**Work instruction**
From the first line of the records through the line containing "each, 32 in all.", retype every line exactly and nothing else.

Segment Start: Data listing

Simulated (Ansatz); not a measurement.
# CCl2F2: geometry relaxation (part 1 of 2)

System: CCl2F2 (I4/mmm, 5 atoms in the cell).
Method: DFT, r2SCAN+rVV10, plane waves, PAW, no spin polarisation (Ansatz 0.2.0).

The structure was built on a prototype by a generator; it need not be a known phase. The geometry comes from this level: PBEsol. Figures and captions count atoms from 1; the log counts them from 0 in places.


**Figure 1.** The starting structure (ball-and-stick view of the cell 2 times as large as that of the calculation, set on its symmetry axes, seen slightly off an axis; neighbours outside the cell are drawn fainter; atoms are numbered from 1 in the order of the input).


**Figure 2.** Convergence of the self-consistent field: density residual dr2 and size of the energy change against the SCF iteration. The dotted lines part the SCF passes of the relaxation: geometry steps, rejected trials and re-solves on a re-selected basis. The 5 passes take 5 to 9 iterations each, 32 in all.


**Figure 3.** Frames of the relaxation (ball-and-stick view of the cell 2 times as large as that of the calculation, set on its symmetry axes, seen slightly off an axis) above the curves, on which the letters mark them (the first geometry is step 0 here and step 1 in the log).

Segment End: Data listing

**Answer space**
Simulated (Ansatz); not a measurement.
# CCl2F2: geometry relaxation (part 1 of 2)

System: CCl2F2 (I4/mmm, 5 atoms in the cell).
Method: DFT, r2SCAN+rVV10, plane waves, PAW, no spin polarisation (Ansatz 0.2.0).

The structure was built on a prototype by a generator; it need not be a known phase. The geometry comes from this level: PBEsol. Figures and captions count atoms from 1; the log counts them from 0 in places.


**Figure 1.** The starting structure (ball-and-stick view of the cell 2 times as large as that of the calculation, set on its symmetry axes, seen slightly off an axis; neighbours outside the cell are drawn fainter; atoms are numbered from 1 in the order of the input).


**Figure 2.** Convergence of the self-consistent field: density residual dr2 and size of the energy change against the SCF iteration. The dotted lines part the SCF passes of the relaxation: geometry steps, rejected trials and re-solves on a re-selected basis. The 5 passes take 5 to 9 iterations each, 32 in all.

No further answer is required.